EXERCISE
Find the line with "Stress tensor (GPa, compression" in the entries below, then reproduce it and every line after it down to and including the line with "2.77 | 3.32 |", exactly.

***** SUPPLIED MATERIAL

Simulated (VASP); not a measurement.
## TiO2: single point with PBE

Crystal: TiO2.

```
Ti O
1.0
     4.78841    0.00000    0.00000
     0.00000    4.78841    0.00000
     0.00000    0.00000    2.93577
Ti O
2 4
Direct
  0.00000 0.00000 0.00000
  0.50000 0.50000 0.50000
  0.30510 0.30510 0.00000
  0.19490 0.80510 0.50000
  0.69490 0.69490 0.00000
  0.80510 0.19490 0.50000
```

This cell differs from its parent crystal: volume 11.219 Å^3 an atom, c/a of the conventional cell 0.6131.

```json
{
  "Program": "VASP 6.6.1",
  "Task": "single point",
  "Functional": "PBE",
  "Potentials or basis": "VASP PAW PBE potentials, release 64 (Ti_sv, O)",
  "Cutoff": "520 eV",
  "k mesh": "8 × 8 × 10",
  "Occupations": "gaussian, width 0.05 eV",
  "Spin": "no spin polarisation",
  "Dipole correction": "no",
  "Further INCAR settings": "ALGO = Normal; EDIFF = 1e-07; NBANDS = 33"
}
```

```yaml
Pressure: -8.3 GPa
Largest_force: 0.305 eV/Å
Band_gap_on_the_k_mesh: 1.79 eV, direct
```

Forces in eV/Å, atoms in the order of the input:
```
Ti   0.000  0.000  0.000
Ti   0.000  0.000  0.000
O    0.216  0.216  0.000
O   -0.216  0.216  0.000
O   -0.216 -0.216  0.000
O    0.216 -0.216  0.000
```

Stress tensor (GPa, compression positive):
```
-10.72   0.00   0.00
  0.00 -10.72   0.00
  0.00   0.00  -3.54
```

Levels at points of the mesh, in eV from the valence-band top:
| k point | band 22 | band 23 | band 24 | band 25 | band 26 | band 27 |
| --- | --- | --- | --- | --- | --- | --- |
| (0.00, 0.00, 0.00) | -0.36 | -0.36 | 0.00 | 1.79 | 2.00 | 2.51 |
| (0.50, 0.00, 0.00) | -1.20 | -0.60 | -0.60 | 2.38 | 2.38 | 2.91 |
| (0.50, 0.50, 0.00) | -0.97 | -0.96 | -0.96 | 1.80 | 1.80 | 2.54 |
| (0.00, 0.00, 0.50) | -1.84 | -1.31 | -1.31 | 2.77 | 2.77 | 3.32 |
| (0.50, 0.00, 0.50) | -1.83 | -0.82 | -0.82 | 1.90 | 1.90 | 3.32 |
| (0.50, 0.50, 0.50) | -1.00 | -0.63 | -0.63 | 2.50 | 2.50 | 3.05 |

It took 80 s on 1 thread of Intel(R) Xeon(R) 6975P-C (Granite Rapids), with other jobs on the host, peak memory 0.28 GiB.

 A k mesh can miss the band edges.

**********

ANSWER BOX
Stress tensor (GPa, compression positive):
```
-10.72   0.00   0.00
  0.00 -10.72   0.00
  0.00   0.00  -3.54
```

Levels at points of the mesh, in eV from the valence-band top:
| k point | band 22 | band 23 | band 24 | band 25 | band 26 | band 27 |
| --- | --- | --- | --- | --- | --- | --- |
| (0.00, 0.00, 0.00) | -0.36 | -0.36 | 0.00 | 1.79 | 2.00 | 2.51 |
| (0.50, 0.00, 0.00) | -1.20 | -0.60 | -0.60 | 2.38 | 2.38 | 2.91 |
| (0.50, 0.50, 0.00) | -0.97 | -0.96 | -0.96 | 1.80 | 1.80 | 2.54 |
| (0.00, 0.00, 0.50) | -1.84 | -1.31 | -1.31 | 2.77 | 2.77 | 3.32 |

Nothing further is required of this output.